▸ WORK ORDER
Starting with the first line and ending with the last, transcribe the data exactly.

▸ RECORDS SUPPLIED
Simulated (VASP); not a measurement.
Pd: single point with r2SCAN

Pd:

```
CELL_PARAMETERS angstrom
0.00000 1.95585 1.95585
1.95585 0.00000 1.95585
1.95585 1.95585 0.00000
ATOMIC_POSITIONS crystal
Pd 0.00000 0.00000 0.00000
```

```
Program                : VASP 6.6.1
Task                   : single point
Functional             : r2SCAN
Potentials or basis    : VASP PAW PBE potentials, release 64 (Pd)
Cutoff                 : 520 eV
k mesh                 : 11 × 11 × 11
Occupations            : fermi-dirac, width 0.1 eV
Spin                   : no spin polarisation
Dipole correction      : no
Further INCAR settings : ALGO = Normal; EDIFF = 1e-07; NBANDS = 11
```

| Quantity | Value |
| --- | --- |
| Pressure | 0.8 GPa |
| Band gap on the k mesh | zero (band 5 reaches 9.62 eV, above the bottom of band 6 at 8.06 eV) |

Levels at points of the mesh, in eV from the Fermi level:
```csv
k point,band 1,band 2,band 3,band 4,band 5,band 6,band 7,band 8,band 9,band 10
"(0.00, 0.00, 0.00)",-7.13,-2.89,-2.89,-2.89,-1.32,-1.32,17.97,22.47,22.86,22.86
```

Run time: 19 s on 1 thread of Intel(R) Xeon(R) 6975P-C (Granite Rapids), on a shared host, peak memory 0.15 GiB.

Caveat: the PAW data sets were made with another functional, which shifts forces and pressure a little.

▸ TASK ANSWER
Simulated (VASP); not a measurement.
Pd: single point with r2SCAN

Pd:

```
CELL_PARAMETERS angstrom
0.00000 1.95585 1.95585
1.95585 0.00000 1.95585
1.95585 1.95585 0.00000
ATOMIC_POSITIONS crystal
Pd 0.00000 0.00000 0.00000
```

```
Program                : VASP 6.6.1
Task                   : single point
Functional             : r2SCAN
Potentials or basis    : VASP PAW PBE potentials, release 64 (Pd)
Cutoff                 : 520 eV
k mesh                 : 11 × 11 × 11
Occupations            : fermi-dirac, width 0.1 eV
Spin                   : no spin polarisation
Dipole correction      : no
Further INCAR settings : ALGO = Normal; EDIFF = 1e-07; NBANDS = 11
```

| Quantity | Value |
| --- | --- |
| Pressure | 0.8 GPa |
| Band gap on the k mesh | zero (band 5 reaches 9.62 eV, above the bottom of band 6 at 8.06 eV) |

Levels at points of the mesh, in eV from the Fermi level:
```csv
k point,band 1,band 2,band 3,band 4,band 5,band 6,band 7,band 8,band 9,band 10
"(0.00, 0.00, 0.00)",-7.13,-2.89,-2.89,-2.89,-1.32,-1.32,17.97,22.47,22.86,22.86
```

Run time: 19 s on 1 thread of Intel(R) Xeon(R) 6975P-C (Granite Rapids), on a shared host, peak memory 0.15 GiB.

Caveat: the PAW data sets were made with another functional, which shifts forces and pressure a little.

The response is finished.